- Provided information:
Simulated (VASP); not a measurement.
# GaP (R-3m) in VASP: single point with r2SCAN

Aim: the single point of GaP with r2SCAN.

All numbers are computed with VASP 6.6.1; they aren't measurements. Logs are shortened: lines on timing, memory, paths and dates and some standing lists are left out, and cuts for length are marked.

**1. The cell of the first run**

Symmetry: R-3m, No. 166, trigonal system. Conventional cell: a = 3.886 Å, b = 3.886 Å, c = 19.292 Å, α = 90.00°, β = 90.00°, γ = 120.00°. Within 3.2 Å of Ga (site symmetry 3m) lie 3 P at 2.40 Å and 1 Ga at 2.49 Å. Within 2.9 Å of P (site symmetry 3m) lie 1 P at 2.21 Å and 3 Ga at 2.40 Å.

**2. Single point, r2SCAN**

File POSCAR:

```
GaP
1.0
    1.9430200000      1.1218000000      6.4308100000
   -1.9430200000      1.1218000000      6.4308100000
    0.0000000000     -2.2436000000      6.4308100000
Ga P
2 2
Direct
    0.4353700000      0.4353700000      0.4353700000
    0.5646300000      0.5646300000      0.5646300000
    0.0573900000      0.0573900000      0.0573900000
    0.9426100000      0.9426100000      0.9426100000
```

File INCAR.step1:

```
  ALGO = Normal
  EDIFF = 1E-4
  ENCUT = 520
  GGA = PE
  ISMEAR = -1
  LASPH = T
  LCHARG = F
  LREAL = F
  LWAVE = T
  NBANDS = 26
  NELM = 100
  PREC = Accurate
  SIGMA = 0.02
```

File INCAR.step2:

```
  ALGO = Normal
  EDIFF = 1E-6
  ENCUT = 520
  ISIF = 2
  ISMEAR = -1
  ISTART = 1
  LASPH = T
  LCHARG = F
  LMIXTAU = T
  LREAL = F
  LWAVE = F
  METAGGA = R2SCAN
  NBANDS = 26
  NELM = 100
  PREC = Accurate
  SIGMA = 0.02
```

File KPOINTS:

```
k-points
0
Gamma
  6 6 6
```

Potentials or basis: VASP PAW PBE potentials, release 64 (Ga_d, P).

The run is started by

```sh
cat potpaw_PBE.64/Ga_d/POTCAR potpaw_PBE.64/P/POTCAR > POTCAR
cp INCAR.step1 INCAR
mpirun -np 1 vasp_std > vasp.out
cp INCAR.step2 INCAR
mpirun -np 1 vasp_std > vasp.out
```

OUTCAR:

- Required action:
Scan the listing above for the line that has "# GaP (R-3m)", then copy exactly from that line through the line that has "the first run**".

- Response box:
# GaP (R-3m) in VASP: single point with r2SCAN

Aim: the single point of GaP with r2SCAN.

All numbers are computed with VASP 6.6.1; they aren't measurements. Logs are shortened: lines on timing, memory, paths and dates and some standing lists are left out, and cuts for length are marked.

**1. The cell of the first run**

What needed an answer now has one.